Supplied entries
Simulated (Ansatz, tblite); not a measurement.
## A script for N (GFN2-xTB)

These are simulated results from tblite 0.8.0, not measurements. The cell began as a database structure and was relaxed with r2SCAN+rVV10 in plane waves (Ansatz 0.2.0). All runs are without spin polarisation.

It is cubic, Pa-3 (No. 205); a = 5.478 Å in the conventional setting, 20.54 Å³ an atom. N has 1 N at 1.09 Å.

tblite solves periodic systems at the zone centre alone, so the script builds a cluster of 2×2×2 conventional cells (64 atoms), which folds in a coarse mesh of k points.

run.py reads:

Brief
Exact repetition is required: return every record shown above.

Answer section
Simulated (Ansatz, tblite); not a measurement.
## A script for N (GFN2-xTB)

These are simulated results from tblite 0.8.0, not measurements. The cell began as a database structure and was relaxed with r2SCAN+rVV10 in plane waves (Ansatz 0.2.0). All runs are without spin polarisation.

It is cubic, Pa-3 (No. 205); a = 5.478 Å in the conventional setting, 20.54 Å³ an atom. N has 1 N at 1.09 Å.

tblite solves periodic systems at the zone centre alone, so the script builds a cluster of 2×2×2 conventional cells (64 atoms), which folds in a coarse mesh of k points.

run.py reads:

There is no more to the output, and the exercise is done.